EXCERPTED RECORDS:
>>>

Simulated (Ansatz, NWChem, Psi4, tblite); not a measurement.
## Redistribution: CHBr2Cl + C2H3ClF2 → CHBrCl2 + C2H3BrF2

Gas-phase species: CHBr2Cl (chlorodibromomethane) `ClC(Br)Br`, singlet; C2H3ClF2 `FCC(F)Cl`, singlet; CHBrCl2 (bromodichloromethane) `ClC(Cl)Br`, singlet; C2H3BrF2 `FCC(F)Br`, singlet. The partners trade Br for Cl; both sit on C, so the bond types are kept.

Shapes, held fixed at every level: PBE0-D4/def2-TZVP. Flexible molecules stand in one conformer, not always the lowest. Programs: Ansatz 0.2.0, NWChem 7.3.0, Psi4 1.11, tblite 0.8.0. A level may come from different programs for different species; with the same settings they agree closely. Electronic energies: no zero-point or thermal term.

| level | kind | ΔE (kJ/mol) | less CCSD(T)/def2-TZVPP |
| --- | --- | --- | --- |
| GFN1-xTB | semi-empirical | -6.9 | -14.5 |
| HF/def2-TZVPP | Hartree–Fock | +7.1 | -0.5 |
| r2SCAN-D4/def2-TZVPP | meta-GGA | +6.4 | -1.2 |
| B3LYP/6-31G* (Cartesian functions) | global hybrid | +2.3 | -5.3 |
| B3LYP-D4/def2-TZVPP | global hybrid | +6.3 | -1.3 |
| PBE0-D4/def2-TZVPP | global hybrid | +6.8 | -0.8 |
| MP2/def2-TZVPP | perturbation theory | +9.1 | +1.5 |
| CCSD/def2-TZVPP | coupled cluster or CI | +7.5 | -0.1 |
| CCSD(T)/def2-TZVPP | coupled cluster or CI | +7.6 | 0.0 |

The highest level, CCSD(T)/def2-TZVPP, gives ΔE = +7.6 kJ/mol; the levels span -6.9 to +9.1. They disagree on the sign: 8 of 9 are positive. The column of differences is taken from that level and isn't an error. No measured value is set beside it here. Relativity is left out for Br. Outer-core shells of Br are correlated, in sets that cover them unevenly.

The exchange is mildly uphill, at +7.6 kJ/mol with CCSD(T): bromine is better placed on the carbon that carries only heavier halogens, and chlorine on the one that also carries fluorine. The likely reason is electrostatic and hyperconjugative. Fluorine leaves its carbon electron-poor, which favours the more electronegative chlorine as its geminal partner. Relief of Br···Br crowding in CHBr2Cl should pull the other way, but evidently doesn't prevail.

<<<

WORK ITEM: Reproduce exactly, and with no other material, the lines between those holding "hybrid | +6.3 | -1.3 |" and "The highest level, CCSD(T)/def2-TZVPP, gives", inclusive.

WRITTEN SOLUTION:
| B3LYP-D4/def2-TZVPP | global hybrid | +6.3 | -1.3 |
| PBE0-D4/def2-TZVPP | global hybrid | +6.8 | -0.8 |
| MP2/def2-TZVPP | perturbation theory | +9.1 | +1.5 |
| CCSD/def2-TZVPP | coupled cluster or CI | +7.5 | -0.1 |
| CCSD(T)/def2-TZVPP | coupled cluster or CI | +7.6 | 0.0 |

The highest level, CCSD(T)/def2-TZVPP, gives ΔE = +7.6 kJ/mol; the levels span -6.9 to +9.1. They disagree on the sign: 8 of 9 are positive. The column of differences is taken from that level and isn't an error. No measured value is set beside it here. Relativity is left out for Br. Outer-core shells of Br are correlated, in sets that cover them unevenly.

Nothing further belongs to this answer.